§ Listed entries:
====================
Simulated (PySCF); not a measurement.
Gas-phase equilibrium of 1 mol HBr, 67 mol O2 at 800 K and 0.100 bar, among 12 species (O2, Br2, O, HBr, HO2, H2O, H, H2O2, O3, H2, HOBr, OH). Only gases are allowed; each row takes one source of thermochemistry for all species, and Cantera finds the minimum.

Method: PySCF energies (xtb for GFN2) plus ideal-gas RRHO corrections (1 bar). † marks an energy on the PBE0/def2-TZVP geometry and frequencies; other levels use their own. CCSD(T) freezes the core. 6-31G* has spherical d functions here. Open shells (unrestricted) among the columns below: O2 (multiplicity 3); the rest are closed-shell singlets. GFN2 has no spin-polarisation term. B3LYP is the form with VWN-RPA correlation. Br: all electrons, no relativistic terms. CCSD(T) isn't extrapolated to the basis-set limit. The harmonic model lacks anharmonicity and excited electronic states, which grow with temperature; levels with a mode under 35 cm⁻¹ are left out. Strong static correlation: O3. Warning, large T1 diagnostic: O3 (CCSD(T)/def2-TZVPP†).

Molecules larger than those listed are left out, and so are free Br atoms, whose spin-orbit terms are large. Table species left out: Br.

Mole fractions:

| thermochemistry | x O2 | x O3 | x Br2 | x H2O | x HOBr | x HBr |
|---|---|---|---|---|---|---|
====================

§ Task item:
Copy, please, every line from the start of the entries down to the line that holds "Gas-phase equilibrium of", with both of those lines included and no others.

§ Your solution:
Simulated (PySCF); not a measurement.
Gas-phase equilibrium of 1 mol HBr, 67 mol O2 at 800 K and 0.100 bar, among 12 species (O2, Br2, O, HBr, HO2, H2O, H, H2O2, O3, H2, HOBr, OH). Only gases are allowed; each row takes one source of thermochemistry for all species, and Cantera finds the minimum.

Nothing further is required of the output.